::: Information provided :::

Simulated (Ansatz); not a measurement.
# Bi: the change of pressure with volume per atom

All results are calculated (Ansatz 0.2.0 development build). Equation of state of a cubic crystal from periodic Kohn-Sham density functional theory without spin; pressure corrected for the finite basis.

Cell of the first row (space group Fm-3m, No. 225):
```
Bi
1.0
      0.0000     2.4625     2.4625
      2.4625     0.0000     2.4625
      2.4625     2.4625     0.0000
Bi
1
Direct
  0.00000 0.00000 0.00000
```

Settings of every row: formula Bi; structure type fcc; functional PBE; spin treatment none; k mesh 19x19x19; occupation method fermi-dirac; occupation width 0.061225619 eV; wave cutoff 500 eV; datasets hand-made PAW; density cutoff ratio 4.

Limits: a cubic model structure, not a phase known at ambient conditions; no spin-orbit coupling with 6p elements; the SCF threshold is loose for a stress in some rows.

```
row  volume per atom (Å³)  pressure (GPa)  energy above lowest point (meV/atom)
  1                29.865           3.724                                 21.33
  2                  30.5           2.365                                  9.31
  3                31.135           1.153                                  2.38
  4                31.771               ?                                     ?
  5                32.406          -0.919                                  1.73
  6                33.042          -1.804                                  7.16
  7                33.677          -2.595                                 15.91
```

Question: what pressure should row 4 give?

:::

Activity ▸ The expected response is the material above given again line by line, from its first line to the line holding "All results are", inclusive.

Answer section ▸
Simulated (Ansatz); not a measurement.
# Bi: the change of pressure with volume per atom

All results are calculated (Ansatz 0.2.0 development build). Equation of state of a cubic crystal from periodic Kohn-Sham density functional theory without spin; pressure corrected for the finite basis.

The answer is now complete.